[Work task] Print the listing again exactly, leaving nothing out.

>>>

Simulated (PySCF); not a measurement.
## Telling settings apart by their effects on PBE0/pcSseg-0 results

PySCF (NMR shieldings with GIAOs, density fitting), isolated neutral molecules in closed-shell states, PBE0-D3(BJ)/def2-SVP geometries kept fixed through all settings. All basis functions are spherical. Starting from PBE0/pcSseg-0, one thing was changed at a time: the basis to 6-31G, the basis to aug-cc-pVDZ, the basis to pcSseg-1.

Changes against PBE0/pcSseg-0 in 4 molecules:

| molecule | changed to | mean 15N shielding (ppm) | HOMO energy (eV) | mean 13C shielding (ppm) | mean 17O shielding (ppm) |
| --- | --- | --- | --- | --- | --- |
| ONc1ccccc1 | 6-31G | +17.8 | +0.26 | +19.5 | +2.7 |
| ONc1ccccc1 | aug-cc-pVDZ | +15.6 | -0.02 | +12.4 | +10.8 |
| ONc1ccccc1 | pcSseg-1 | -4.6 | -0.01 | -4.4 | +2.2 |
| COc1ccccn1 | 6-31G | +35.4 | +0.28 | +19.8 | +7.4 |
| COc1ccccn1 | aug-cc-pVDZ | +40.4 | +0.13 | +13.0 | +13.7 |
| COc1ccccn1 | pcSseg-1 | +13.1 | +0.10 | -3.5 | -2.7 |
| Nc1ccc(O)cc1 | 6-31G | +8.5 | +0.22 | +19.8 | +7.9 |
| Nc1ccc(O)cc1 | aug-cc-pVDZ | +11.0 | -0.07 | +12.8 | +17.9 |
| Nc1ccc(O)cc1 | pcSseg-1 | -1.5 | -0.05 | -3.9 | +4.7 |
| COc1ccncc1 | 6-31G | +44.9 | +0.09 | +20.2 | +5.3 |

<<<

[Task output]
Simulated (PySCF); not a measurement.
## Telling settings apart by their effects on PBE0/pcSseg-0 results

PySCF (NMR shieldings with GIAOs, density fitting), isolated neutral molecules in closed-shell states, PBE0-D3(BJ)/def2-SVP geometries kept fixed through all settings. All basis functions are spherical. Starting from PBE0/pcSseg-0, one thing was changed at a time: the basis to 6-31G, the basis to aug-cc-pVDZ, the basis to pcSseg-1.

Changes against PBE0/pcSseg-0 in 4 molecules:

| molecule | changed to | mean 15N shielding (ppm) | HOMO energy (eV) | mean 13C shielding (ppm) | mean 17O shielding (ppm) |
| --- | --- | --- | --- | --- | --- |
| ONc1ccccc1 | 6-31G | +17.8 | +0.26 | +19.5 | +2.7 |
| ONc1ccccc1 | aug-cc-pVDZ | +15.6 | -0.02 | +12.4 | +10.8 |
| ONc1ccccc1 | pcSseg-1 | -4.6 | -0.01 | -4.4 | +2.2 |
| COc1ccccn1 | 6-31G | +35.4 | +0.28 | +19.8 | +7.4 |
| COc1ccccn1 | aug-cc-pVDZ | +40.4 | +0.13 | +13.0 | +13.7 |
| COc1ccccn1 | pcSseg-1 | +13.1 | +0.10 | -3.5 | -2.7 |
| Nc1ccc(O)cc1 | 6-31G | +8.5 | +0.22 | +19.8 | +7.9 |
| Nc1ccc(O)cc1 | aug-cc-pVDZ | +11.0 | -0.07 | +12.8 | +17.9 |
| Nc1ccc(O)cc1 | pcSseg-1 | -1.5 | -0.05 | -3.9 | +4.7 |
| COc1ccncc1 | 6-31G | +44.9 | +0.09 | +20.2 | +5.3 |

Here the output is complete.